| Exercise |
In the records below, find the line with "2.069 | 13.8 |" and the line with "It boils at 90.1 °C under 1 atm.". Print both exactly, along with every line between them, and no other line.

Content starts

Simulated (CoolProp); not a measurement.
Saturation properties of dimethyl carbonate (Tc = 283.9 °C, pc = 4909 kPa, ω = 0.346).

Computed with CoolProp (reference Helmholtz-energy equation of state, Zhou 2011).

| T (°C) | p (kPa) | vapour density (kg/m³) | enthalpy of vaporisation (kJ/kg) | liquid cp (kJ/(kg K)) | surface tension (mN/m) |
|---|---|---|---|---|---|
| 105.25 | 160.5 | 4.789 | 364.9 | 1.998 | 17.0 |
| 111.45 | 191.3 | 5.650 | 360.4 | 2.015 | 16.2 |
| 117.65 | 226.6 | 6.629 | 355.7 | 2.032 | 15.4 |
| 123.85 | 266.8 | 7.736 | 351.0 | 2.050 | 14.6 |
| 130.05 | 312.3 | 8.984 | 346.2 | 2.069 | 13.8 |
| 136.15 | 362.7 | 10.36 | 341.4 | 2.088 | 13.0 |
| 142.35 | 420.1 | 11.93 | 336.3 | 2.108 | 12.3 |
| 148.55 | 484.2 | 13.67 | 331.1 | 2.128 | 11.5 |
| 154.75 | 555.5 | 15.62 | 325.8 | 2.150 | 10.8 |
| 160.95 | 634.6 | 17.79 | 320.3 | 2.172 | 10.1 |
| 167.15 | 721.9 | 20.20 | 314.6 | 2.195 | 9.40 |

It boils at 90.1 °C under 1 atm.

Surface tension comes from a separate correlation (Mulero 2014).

Content ends

| Response box |
| 130.05 | 312.3 | 8.984 | 346.2 | 2.069 | 13.8 |
| 136.15 | 362.7 | 10.36 | 341.4 | 2.088 | 13.0 |
| 142.35 | 420.1 | 11.93 | 336.3 | 2.108 | 12.3 |
| 148.55 | 484.2 | 13.67 | 331.1 | 2.128 | 11.5 |
| 154.75 | 555.5 | 15.62 | 325.8 | 2.150 | 10.8 |
| 160.95 | 634.6 | 17.79 | 320.3 | 2.172 | 10.1 |
| 167.15 | 721.9 | 20.20 | 314.6 | 2.195 | 9.40 |

It boils at 90.1 °C under 1 atm.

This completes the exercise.